### Brief:
Every line below between the line holding "The numbers are" and the line holding "Question: Predict the", inclusive, should be repeated exactly, and all other lines omitted.

### Source information:
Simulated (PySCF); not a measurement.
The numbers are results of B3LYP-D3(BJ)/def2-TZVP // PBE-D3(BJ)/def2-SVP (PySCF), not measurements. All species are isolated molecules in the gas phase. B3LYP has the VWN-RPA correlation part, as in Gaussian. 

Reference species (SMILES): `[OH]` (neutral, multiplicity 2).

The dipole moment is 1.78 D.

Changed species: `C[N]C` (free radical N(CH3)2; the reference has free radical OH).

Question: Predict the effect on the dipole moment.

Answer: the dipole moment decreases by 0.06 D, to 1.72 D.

### Response box:
The numbers are results of B3LYP-D3(BJ)/def2-TZVP // PBE-D3(BJ)/def2-SVP (PySCF), not measurements. All species are isolated molecules in the gas phase. B3LYP has the VWN-RPA correlation part, as in Gaussian. 

Reference species (SMILES): `[OH]` (neutral, multiplicity 2).

The dipole moment is 1.78 D.

Changed species: `C[N]C` (free radical N(CH3)2; the reference has free radical OH).

Question: Predict the effect on the dipole moment.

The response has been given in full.